════

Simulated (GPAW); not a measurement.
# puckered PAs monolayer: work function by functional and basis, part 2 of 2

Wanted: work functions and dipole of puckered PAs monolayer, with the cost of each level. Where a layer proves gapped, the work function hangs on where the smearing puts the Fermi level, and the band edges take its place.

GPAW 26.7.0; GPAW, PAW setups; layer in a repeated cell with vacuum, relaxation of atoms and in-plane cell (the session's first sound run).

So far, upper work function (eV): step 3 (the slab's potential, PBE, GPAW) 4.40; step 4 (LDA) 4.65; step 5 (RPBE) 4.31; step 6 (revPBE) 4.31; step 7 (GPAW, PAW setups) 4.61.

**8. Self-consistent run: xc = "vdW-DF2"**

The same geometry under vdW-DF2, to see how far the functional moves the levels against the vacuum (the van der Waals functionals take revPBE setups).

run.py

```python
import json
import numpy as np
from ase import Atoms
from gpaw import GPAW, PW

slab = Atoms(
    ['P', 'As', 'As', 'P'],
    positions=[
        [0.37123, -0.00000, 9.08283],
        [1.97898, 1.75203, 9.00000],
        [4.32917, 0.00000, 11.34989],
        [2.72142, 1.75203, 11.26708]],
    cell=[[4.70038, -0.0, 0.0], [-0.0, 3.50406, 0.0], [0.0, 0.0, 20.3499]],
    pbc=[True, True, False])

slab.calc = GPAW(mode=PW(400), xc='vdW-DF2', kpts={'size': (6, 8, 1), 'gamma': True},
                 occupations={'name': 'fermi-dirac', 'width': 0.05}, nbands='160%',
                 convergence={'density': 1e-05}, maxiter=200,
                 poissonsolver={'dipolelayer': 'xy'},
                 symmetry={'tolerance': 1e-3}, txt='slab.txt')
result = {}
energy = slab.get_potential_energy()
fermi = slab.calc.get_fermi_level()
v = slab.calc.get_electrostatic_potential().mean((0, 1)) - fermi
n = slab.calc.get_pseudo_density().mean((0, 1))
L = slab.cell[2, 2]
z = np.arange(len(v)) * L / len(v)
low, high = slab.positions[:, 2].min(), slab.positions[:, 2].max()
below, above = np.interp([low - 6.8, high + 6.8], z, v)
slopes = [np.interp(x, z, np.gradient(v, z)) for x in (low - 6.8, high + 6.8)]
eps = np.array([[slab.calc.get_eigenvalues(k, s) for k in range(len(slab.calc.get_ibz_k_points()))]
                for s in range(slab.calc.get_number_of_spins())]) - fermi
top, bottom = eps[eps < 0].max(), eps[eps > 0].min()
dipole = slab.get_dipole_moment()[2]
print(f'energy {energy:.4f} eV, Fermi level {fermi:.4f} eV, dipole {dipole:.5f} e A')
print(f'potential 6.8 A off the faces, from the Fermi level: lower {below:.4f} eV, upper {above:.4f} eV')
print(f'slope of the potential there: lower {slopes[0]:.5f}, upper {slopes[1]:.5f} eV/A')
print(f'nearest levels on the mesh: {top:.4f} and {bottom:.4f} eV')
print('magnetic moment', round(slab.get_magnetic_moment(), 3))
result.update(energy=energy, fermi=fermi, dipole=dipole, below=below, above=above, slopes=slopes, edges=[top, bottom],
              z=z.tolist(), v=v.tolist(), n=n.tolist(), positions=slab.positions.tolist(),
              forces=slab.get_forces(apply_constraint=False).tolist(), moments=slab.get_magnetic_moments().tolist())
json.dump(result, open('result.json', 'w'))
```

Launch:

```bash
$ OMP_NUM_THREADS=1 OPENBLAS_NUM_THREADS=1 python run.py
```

════

Reproduce the records above line by line, without any change, up to and including the line that holds "GPAW 26.7.0; GPAW, PAW".

### WRITTEN REPLY
Simulated (GPAW); not a measurement.
# puckered PAs monolayer: work function by functional and basis, part 2 of 2

Wanted: work functions and dipole of puckered PAs monolayer, with the cost of each level. Where a layer proves gapped, the work function hangs on where the smearing puts the Fermi level, and the band edges take its place.

GPAW 26.7.0; GPAW, PAW setups; layer in a repeated cell with vacuum, relaxation of atoms and in-plane cell (the session's first sound run).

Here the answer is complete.